[Recorded information — start]
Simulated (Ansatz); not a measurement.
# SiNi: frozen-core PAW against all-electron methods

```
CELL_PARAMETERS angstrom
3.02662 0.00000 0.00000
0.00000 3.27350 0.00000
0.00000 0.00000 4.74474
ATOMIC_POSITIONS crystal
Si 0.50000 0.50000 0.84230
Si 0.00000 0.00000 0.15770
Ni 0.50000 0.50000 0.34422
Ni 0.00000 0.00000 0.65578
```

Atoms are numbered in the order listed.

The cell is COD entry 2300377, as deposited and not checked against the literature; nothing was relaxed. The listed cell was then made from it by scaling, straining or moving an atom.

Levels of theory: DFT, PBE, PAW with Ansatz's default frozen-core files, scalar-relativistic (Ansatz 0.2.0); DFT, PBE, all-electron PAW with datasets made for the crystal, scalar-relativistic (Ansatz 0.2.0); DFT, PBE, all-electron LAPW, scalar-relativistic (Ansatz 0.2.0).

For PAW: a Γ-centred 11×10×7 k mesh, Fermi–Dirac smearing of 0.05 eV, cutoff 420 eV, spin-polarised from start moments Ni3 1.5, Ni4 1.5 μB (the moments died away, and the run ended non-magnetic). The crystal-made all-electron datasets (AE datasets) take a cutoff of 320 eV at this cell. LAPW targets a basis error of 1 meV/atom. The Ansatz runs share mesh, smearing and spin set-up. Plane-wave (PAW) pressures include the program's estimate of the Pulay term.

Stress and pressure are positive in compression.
[Recorded information — finish]

Task item: Return exactly, and only, the lines above starting at the line that contains "Atoms are numbered in the order listed." and ending at the line that contains "Levels of theory: DFT, PBE, PAW".

Response area:
Atoms are numbered in the order listed.

The cell is COD entry 2300377, as deposited and not checked against the literature; nothing was relaxed. The listed cell was then made from it by scaling, straining or moving an atom.

Levels of theory: DFT, PBE, PAW with Ansatz's default frozen-core files, scalar-relativistic (Ansatz 0.2.0); DFT, PBE, all-electron PAW with datasets made for the crystal, scalar-relativistic (Ansatz 0.2.0); DFT, PBE, all-electron LAPW, scalar-relativistic (Ansatz 0.2.0).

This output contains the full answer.